=-=-=
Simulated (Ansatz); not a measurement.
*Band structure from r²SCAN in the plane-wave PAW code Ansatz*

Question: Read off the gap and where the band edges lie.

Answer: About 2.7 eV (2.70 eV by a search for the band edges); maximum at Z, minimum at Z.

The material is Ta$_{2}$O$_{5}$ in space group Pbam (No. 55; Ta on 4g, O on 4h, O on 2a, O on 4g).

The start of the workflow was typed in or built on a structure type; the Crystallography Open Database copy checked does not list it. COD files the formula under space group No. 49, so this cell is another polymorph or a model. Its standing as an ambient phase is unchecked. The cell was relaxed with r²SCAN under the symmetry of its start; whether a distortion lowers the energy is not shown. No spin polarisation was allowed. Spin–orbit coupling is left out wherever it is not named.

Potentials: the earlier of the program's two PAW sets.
=-=-=

WORK INSTRUCTION: Please give back all of the records exactly as written.

RESULT:
Simulated (Ansatz); not a measurement.
*Band structure from r²SCAN in the plane-wave PAW code Ansatz*

Question: Read off the gap and where the band edges lie.

Answer: About 2.7 eV (2.70 eV by a search for the band edges); maximum at Z, minimum at Z.

The material is Ta$_{2}$O$_{5}$ in space group Pbam (No. 55; Ta on 4g, O on 4h, O on 2a, O on 4g).

The start of the workflow was typed in or built on a structure type; the Crystallography Open Database copy checked does not list it. COD files the formula under space group No. 49, so this cell is another polymorph or a model. Its standing as an ambient phase is unchecked. The cell was relaxed with r²SCAN under the symmetry of its start; whether a distortion lowers the energy is not shown. No spin polarisation was allowed. Spin–orbit coupling is left out wherever it is not named.

Potentials: the earlier of the program's two PAW sets.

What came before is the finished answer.